● **Entries shown**:
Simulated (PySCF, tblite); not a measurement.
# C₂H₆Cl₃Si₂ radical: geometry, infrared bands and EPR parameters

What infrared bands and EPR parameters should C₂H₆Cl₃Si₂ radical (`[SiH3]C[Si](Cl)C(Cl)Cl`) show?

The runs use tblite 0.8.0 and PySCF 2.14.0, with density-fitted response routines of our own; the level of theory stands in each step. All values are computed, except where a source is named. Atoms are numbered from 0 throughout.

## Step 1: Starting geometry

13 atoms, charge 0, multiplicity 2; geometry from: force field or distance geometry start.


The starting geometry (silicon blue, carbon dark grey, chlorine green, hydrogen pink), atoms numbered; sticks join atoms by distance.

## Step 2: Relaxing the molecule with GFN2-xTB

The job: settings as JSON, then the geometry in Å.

● **Work task**:
Beginning with the first line of the listing above, print each line exactly until you have printed the line that contains "13 atoms, charge".

● **Written reply**:
Simulated (PySCF, tblite); not a measurement.
# C₂H₆Cl₃Si₂ radical: geometry, infrared bands and EPR parameters

What infrared bands and EPR parameters should C₂H₆Cl₃Si₂ radical (`[SiH3]C[Si](Cl)C(Cl)Cl`) show?

The runs use tblite 0.8.0 and PySCF 2.14.0, with density-fitted response routines of our own; the level of theory stands in each step. All values are computed, except where a source is named. Atoms are numbered from 0 throughout.

## Step 1: Starting geometry

13 atoms, charge 0, multiplicity 2; geometry from: force field or distance geometry start.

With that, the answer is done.